== DATA EXTRACTS

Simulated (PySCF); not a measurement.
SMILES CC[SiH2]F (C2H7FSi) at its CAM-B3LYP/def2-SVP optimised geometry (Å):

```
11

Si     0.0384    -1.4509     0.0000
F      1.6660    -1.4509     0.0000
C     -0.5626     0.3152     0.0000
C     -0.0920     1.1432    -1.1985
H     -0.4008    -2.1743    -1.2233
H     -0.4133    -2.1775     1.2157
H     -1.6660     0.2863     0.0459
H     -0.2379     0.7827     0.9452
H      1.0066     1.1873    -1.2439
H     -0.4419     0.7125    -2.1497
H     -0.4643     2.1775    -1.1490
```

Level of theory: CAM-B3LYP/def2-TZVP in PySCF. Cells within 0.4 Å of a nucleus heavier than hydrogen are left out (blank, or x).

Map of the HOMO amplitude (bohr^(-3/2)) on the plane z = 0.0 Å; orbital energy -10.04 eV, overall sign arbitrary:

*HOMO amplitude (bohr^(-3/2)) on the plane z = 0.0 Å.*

====

REQUIREMENT :: The expected output is the exact run of lines from the start of the entries through the line with "Map of the HOMO", inclusive.

RESPONSE ::
Simulated (PySCF); not a measurement.
SMILES CC[SiH2]F (C2H7FSi) at its CAM-B3LYP/def2-SVP optimised geometry (Å):

```
11

Si     0.0384    -1.4509     0.0000
F      1.6660    -1.4509     0.0000
C     -0.5626     0.3152     0.0000
C     -0.0920     1.1432    -1.1985
H     -0.4008    -2.1743    -1.2233
H     -0.4133    -2.1775     1.2157
H     -1.6660     0.2863     0.0459
H     -0.2379     0.7827     0.9452
H      1.0066     1.1873    -1.2439
H     -0.4419     0.7125    -2.1497
H     -0.4643     2.1775    -1.1490
```

Level of theory: CAM-B3LYP/def2-TZVP in PySCF. Cells within 0.4 Å of a nucleus heavier than hydrogen are left out (blank, or x).

Map of the HOMO amplitude (bohr^(-3/2)) on the plane z = 0.0 Å; orbital energy -10.04 eV, overall sign arbitrary:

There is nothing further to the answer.